Beneath this instruction is a listing; print exactly the lines in it starting at the line that contains "The calculation used" and going through the line that contains "It isn't relaxed: the".

<<<<

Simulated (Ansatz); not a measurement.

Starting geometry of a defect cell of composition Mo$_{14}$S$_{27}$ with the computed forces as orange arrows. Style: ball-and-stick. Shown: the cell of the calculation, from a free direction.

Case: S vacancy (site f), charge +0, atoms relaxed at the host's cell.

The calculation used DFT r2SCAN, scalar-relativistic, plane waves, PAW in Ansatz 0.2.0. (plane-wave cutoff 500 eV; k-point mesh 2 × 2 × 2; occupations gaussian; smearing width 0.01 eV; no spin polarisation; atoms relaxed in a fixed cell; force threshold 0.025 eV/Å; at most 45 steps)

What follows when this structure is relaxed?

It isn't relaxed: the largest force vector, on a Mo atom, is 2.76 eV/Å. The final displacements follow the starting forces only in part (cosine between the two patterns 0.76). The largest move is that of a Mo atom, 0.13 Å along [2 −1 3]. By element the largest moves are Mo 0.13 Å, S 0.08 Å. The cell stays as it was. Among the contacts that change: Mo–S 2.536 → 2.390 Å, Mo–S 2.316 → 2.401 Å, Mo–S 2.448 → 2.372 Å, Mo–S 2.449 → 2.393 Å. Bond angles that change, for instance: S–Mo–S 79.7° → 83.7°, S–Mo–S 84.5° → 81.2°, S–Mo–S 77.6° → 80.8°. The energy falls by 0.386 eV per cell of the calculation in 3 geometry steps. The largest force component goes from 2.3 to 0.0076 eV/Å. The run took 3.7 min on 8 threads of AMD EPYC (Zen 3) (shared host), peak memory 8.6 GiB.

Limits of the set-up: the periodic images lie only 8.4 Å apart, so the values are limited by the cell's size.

>>>>

Answer box:
The calculation used DFT r2SCAN, scalar-relativistic, plane waves, PAW in Ansatz 0.2.0. (plane-wave cutoff 500 eV; k-point mesh 2 × 2 × 2; occupations gaussian; smearing width 0.01 eV; no spin polarisation; atoms relaxed in a fixed cell; force threshold 0.025 eV/Å; at most 45 steps)

What follows when this structure is relaxed?

It isn't relaxed: the largest force vector, on a Mo atom, is 2.76 eV/Å. The final displacements follow the starting forces only in part (cosine between the two patterns 0.76). The largest move is that of a Mo atom, 0.13 Å along [2 −1 3]. By element the largest moves are Mo 0.13 Å, S 0.08 Å. The cell stays as it was. Among the contacts that change: Mo–S 2.536 → 2.390 Å, Mo–S 2.316 → 2.401 Å, Mo–S 2.448 → 2.372 Å, Mo–S 2.449 → 2.393 Å. Bond angles that change, for instance: S–Mo–S 79.7° → 83.7°, S–Mo–S 84.5° → 81.2°, S–Mo–S 77.6° → 80.8°. The energy falls by 0.386 eV per cell of the calculation in 3 geometry steps. The largest force component goes from 2.3 to 0.0076 eV/Å. The run took 3.7 min on 8 threads of AMD EPYC (Zen 3) (shared host), peak memory 8.6 GiB.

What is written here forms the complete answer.